- Exercise:
Exactly as given, write out all the entries again.

——————————

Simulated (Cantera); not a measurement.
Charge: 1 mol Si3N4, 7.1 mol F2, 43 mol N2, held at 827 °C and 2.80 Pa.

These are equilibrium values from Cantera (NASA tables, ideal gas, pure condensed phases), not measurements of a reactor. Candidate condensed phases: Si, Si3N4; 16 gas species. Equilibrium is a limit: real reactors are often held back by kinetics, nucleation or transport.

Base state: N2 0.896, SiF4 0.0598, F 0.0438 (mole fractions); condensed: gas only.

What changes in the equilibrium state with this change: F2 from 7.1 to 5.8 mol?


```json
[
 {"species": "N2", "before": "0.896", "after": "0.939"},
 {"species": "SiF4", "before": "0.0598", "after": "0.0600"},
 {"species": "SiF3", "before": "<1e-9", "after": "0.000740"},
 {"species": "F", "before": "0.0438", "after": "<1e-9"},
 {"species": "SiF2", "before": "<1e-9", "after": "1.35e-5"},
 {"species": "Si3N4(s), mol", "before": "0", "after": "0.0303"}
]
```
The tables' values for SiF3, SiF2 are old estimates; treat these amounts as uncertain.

——————————

- Problem solution:
Simulated (Cantera); not a measurement.
Charge: 1 mol Si3N4, 7.1 mol F2, 43 mol N2, held at 827 °C and 2.80 Pa.

These are equilibrium values from Cantera (NASA tables, ideal gas, pure condensed phases), not measurements of a reactor. Candidate condensed phases: Si, Si3N4; 16 gas species. Equilibrium is a limit: real reactors are often held back by kinetics, nucleation or transport.

Base state: N2 0.896, SiF4 0.0598, F 0.0438 (mole fractions); condensed: gas only.

What changes in the equilibrium state with this change: F2 from 7.1 to 5.8 mol?


```json
[
 {"species": "N2", "before": "0.896", "after": "0.939"},
 {"species": "SiF4", "before": "0.0598", "after": "0.0600"},
 {"species": "SiF3", "before": "<1e-9", "after": "0.000740"},
 {"species": "F", "before": "0.0438", "after": "<1e-9"},
 {"species": "SiF2", "before": "<1e-9", "after": "1.35e-5"},
 {"species": "Si3N4(s), mol", "before": "0", "after": "0.0303"}
]
```
The tables' values for SiF3, SiF2 are old estimates; treat these amounts as uncertain.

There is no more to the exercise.